▶ [Work request]:
Only the lines from the opening of the material through the one containing "Alike in all" should be reproduced, each exactly as it stands.

▶ [Given entries]:
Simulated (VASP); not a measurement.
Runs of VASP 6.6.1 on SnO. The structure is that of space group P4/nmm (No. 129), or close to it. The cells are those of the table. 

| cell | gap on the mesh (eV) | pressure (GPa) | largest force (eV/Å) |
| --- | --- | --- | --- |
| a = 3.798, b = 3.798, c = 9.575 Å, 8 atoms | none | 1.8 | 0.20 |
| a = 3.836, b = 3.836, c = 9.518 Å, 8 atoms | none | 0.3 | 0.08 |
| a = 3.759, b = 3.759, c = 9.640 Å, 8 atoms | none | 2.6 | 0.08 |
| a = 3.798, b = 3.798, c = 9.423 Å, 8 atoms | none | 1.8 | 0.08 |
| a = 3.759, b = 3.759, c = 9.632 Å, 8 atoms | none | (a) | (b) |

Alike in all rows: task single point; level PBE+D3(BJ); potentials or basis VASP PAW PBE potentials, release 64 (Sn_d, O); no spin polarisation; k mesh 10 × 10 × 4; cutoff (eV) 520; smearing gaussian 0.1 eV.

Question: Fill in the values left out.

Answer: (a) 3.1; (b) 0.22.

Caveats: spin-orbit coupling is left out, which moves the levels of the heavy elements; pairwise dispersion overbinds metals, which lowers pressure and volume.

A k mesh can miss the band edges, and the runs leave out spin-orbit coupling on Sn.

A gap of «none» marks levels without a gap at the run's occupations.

▶ [Written response]:
Simulated (VASP); not a measurement.
Runs of VASP 6.6.1 on SnO. The structure is that of space group P4/nmm (No. 129), or close to it. The cells are those of the table. 

| cell | gap on the mesh (eV) | pressure (GPa) | largest force (eV/Å) |
| --- | --- | --- | --- |
| a = 3.798, b = 3.798, c = 9.575 Å, 8 atoms | none | 1.8 | 0.20 |
| a = 3.836, b = 3.836, c = 9.518 Å, 8 atoms | none | 0.3 | 0.08 |
| a = 3.759, b = 3.759, c = 9.640 Å, 8 atoms | none | 2.6 | 0.08 |
| a = 3.798, b = 3.798, c = 9.423 Å, 8 atoms | none | 1.8 | 0.08 |
| a = 3.759, b = 3.759, c = 9.632 Å, 8 atoms | none | (a) | (b) |

Alike in all rows: task single point; level PBE+D3(BJ); potentials or basis VASP PAW PBE potentials, release 64 (Sn_d, O); no spin polarisation; k mesh 10 × 10 × 4; cutoff (eV) 520; smearing gaussian 0.1 eV.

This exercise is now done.